◆ Supplied material:
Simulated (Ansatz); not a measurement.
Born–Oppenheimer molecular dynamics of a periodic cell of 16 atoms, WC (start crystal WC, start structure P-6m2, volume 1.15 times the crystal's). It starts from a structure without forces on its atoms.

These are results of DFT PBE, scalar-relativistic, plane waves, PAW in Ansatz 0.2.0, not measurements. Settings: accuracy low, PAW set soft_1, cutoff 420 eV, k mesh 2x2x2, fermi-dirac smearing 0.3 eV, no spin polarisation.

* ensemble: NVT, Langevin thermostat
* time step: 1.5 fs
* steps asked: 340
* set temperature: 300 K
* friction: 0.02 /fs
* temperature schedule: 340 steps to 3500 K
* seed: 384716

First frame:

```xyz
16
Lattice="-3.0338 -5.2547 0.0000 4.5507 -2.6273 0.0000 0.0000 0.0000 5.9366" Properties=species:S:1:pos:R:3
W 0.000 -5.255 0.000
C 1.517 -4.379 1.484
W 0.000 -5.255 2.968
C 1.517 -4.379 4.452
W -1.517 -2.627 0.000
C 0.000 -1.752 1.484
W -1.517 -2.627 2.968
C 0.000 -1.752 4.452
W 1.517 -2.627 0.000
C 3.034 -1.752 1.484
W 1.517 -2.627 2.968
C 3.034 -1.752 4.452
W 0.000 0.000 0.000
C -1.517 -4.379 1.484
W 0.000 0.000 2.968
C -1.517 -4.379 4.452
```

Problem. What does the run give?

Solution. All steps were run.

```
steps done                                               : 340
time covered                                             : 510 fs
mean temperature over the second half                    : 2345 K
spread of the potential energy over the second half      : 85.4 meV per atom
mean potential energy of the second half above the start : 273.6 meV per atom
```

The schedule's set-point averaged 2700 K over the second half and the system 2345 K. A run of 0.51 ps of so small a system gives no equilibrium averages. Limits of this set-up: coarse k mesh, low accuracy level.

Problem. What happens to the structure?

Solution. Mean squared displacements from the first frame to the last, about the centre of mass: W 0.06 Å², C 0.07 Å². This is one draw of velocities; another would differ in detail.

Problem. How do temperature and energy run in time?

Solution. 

◆ Required action: All that is needed is the opening run of the data, given again exactly: please include every line from the first through the line with "steps asked: 340", both ends kept.

◆ Answer section:
Simulated (Ansatz); not a measurement.
Born–Oppenheimer molecular dynamics of a periodic cell of 16 atoms, WC (start crystal WC, start structure P-6m2, volume 1.15 times the crystal's). It starts from a structure without forces on its atoms.

These are results of DFT PBE, scalar-relativistic, plane waves, PAW in Ansatz 0.2.0, not measurements. Settings: accuracy low, PAW set soft_1, cutoff 420 eV, k mesh 2x2x2, fermi-dirac smearing 0.3 eV, no spin polarisation.

* ensemble: NVT, Langevin thermostat
* time step: 1.5 fs
* steps asked: 340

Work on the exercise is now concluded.